__WORK INSTRUCTION__
Lines to restate from the data below: from the one containing "Problem. How much" to the one containing "Solution. Without spin-orbit", both included. Give them again exactly, and only them.

__DATASET RECORDS__
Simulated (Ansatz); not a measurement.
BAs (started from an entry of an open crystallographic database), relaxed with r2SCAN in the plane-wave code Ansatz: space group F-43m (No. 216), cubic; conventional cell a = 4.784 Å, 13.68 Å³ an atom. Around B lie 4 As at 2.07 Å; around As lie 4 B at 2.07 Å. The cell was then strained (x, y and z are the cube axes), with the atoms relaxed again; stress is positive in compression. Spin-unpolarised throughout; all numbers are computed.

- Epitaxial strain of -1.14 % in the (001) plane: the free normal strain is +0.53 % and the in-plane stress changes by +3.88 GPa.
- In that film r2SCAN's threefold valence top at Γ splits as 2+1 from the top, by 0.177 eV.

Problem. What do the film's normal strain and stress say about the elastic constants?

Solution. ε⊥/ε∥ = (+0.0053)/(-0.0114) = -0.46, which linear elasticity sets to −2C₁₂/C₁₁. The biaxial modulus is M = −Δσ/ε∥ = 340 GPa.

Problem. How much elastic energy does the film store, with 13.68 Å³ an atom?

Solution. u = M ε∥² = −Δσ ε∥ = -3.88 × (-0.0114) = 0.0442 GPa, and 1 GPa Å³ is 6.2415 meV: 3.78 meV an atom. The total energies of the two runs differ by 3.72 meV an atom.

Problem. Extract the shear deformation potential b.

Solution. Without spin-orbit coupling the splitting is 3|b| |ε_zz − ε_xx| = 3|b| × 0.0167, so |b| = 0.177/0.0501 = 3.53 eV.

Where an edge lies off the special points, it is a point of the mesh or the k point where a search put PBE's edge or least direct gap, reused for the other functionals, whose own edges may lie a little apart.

__REPLY__
Problem. How much elastic energy does the film store, with 13.68 Å³ an atom?

Solution. u = M ε∥² = −Δσ ε∥ = -3.88 × (-0.0114) = 0.0442 GPa, and 1 GPa Å³ is 6.2415 meV: 3.78 meV an atom. The total energies of the two runs differ by 3.72 meV an atom.

Problem. Extract the shear deformation potential b.

Solution. Without spin-orbit coupling the splitting is 3|b| |ε_zz − ε_xx| = 3|b| × 0.0167, so |b| = 0.177/0.0501 = 3.53 eV.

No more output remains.